▸ **Given records**
=== Begin Enclosure ===
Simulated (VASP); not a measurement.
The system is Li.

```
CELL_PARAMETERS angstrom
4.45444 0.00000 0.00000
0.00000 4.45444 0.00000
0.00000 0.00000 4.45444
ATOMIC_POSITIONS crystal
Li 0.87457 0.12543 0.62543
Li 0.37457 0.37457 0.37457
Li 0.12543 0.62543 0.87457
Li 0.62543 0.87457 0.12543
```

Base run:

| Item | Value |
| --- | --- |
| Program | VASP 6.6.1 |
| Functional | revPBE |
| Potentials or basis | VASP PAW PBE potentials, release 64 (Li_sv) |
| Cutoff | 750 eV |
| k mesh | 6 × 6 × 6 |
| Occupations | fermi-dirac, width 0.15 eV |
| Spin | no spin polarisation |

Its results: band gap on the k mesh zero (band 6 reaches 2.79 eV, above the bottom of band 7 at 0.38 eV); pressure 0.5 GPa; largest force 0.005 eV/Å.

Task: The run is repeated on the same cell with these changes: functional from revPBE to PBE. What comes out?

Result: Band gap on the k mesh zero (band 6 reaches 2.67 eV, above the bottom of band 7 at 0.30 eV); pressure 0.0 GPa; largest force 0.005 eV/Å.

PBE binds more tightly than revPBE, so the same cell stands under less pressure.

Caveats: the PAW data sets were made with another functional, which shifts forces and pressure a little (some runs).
=== End Enclosure ===

▸ **Assignment**
The response should hold exactly the lines starting at the line with "Task: The run" and ending at the line with "PBE binds more", and no other line of the material above.

▸ **Task answer**
Task: The run is repeated on the same cell with these changes: functional from revPBE to PBE. What comes out?

Result: Band gap on the k mesh zero (band 6 reaches 2.67 eV, above the bottom of band 7 at 0.30 eV); pressure 0.0 GPa; largest force 0.005 eV/Å.

PBE binds more tightly than revPBE, so the same cell stands under less pressure.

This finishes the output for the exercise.